◆ Data provided:
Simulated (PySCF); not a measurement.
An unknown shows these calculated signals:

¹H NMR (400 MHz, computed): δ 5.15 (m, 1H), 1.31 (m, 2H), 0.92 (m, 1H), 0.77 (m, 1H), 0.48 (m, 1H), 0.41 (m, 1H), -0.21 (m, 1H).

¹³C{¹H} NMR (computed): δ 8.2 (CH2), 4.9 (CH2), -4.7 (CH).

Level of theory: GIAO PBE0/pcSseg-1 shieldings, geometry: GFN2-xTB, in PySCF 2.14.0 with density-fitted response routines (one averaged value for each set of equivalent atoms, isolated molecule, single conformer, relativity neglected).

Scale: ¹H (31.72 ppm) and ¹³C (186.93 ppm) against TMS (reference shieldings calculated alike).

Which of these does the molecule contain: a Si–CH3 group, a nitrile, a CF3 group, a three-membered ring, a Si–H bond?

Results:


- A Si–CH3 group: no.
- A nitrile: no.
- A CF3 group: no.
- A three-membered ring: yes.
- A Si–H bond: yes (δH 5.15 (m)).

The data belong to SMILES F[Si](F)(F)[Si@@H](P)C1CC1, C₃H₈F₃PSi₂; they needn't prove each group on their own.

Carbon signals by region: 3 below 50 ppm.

◆ Activity: Output only an exact transcription of the lines above from the one with "Scale: ¹H (31.72" up to and including the one with "- A Si–H bond: yes (δH 5.15 (m)).".

◆ Written answer:
Scale: ¹H (31.72 ppm) and ¹³C (186.93 ppm) against TMS (reference shieldings calculated alike).

Which of these does the molecule contain: a Si–CH3 group, a nitrile, a CF3 group, a three-membered ring, a Si–H bond?

Results:


- A Si–CH3 group: no.
- A nitrile: no.
- A CF3 group: no.
- A three-membered ring: yes.
- A Si–H bond: yes (δH 5.15 (m)).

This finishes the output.